Action item — Restate all of the entries verbatim.

Start of Block

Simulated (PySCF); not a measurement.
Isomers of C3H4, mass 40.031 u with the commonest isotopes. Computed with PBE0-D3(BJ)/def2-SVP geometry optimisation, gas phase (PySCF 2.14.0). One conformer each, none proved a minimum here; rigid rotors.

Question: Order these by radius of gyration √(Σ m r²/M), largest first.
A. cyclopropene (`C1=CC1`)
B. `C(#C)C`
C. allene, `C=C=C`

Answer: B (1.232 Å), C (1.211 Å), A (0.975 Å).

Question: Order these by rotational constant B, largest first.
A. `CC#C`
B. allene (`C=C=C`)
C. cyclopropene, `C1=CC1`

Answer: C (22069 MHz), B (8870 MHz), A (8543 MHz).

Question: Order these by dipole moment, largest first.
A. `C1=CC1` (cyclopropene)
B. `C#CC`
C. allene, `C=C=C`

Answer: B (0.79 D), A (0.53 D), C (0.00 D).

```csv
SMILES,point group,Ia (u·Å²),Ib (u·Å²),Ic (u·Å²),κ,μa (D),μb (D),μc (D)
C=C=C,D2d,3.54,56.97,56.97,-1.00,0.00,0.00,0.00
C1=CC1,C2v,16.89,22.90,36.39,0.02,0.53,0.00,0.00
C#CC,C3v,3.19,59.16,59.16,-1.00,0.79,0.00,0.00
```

End of Block

Reply —
Simulated (PySCF); not a measurement.
Isomers of C3H4, mass 40.031 u with the commonest isotopes. Computed with PBE0-D3(BJ)/def2-SVP geometry optimisation, gas phase (PySCF 2.14.0). One conformer each, none proved a minimum here; rigid rotors.

Question: Order these by radius of gyration √(Σ m r²/M), largest first.
A. cyclopropene (`C1=CC1`)
B. `C(#C)C`
C. allene, `C=C=C`

Answer: B (1.232 Å), C (1.211 Å), A (0.975 Å).

Question: Order these by rotational constant B, largest first.
A. `CC#C`
B. allene (`C=C=C`)
C. cyclopropene, `C1=CC1`

Answer: C (22069 MHz), B (8870 MHz), A (8543 MHz).

Question: Order these by dipole moment, largest first.
A. `C1=CC1` (cyclopropene)
B. `C#CC`
C. allene, `C=C=C`

Answer: B (0.79 D), A (0.53 D), C (0.00 D).

```csv
SMILES,point group,Ia (u·Å²),Ib (u·Å²),Ic (u·Å²),κ,μa (D),μb (D),μc (D)
C=C=C,D2d,3.54,56.97,56.97,-1.00,0.00,0.00,0.00
C1=CC1,C2v,16.89,22.90,36.39,0.02,0.53,0.00,0.00
C#CC,C3v,3.19,59.16,59.16,-1.00,0.79,0.00,0.00
```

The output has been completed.